Activity. From the data below, please reproduce exactly everything from the line that contains "- Occupations: fermi-dirac, width 0.02 eV" down to the line that contains "- Further INCAR", with both ends included.

Provided data.
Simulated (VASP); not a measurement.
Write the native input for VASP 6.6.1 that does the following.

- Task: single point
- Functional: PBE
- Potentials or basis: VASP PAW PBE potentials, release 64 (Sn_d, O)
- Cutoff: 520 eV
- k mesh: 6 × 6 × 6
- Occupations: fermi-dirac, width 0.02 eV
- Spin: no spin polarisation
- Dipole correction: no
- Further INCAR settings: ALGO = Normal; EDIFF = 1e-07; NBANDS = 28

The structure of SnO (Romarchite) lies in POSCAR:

Response.
- Occupations: fermi-dirac, width 0.02 eV
- Spin: no spin polarisation
- Dipole correction: no
- Further INCAR settings: ALGO = Normal; EDIFF = 1e-07; NBANDS = 28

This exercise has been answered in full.